Restate word for word the lines that begin the listing and end with the line holding "Task: Estimate the energy gained by relaxing.".

[Study material — start]

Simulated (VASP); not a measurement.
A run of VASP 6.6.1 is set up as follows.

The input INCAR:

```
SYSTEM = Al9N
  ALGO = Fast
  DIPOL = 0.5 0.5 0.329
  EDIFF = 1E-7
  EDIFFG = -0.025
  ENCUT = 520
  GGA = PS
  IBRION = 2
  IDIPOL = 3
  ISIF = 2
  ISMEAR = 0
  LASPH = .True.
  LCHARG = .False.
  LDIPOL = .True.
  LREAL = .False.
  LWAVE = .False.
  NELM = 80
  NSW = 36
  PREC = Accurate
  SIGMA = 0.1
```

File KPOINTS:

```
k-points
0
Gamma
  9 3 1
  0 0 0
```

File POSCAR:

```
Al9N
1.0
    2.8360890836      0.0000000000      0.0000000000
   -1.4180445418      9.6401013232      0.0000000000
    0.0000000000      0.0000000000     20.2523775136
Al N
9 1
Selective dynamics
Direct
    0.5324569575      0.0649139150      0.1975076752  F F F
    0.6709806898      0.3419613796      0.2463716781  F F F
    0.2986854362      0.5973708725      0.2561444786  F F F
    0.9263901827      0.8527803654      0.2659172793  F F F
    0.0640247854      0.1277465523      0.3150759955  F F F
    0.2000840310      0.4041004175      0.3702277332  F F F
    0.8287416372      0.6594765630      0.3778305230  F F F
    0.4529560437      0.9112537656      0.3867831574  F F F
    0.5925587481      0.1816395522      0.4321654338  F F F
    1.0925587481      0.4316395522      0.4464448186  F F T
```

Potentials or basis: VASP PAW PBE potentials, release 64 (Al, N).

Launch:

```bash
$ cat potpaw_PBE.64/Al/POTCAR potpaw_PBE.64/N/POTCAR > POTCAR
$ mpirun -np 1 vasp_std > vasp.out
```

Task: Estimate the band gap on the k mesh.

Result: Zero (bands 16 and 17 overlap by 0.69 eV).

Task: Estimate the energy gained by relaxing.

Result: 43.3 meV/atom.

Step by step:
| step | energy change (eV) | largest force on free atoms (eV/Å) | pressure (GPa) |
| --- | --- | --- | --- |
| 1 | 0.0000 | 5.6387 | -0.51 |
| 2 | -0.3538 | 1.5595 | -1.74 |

[Study material — finish]

Task result
Simulated (VASP); not a measurement.
A run of VASP 6.6.1 is set up as follows.

The input INCAR:

```
SYSTEM = Al9N
  ALGO = Fast
  DIPOL = 0.5 0.5 0.329
  EDIFF = 1E-7
  EDIFFG = -0.025
  ENCUT = 520
  GGA = PS
  IBRION = 2
  IDIPOL = 3
  ISIF = 2
  ISMEAR = 0
  LASPH = .True.
  LCHARG = .False.
  LDIPOL = .True.
  LREAL = .False.
  LWAVE = .False.
  NELM = 80
  NSW = 36
  PREC = Accurate
  SIGMA = 0.1
```

File KPOINTS:

```
k-points
0
Gamma
  9 3 1
  0 0 0
```

File POSCAR:

```
Al9N
1.0
    2.8360890836      0.0000000000      0.0000000000
   -1.4180445418      9.6401013232      0.0000000000
    0.0000000000      0.0000000000     20.2523775136
Al N
9 1
Selective dynamics
Direct
    0.5324569575      0.0649139150      0.1975076752  F F F
    0.6709806898      0.3419613796      0.2463716781  F F F
    0.2986854362      0.5973708725      0.2561444786  F F F
    0.9263901827      0.8527803654      0.2659172793  F F F
    0.0640247854      0.1277465523      0.3150759955  F F F
    0.2000840310      0.4041004175      0.3702277332  F F F
    0.8287416372      0.6594765630      0.3778305230  F F F
    0.4529560437      0.9112537656      0.3867831574  F F F
    0.5925587481      0.1816395522      0.4321654338  F F F
    1.0925587481      0.4316395522      0.4464448186  F F T
```

Potentials or basis: VASP PAW PBE potentials, release 64 (Al, N).

Launch:

```bash
$ cat potpaw_PBE.64/Al/POTCAR potpaw_PBE.64/N/POTCAR > POTCAR
$ mpirun -np 1 vasp_std > vasp.out
```

Task: Estimate the band gap on the k mesh.

Result: Zero (bands 16 and 17 overlap by 0.69 eV).

Task: Estimate the energy gained by relaxing.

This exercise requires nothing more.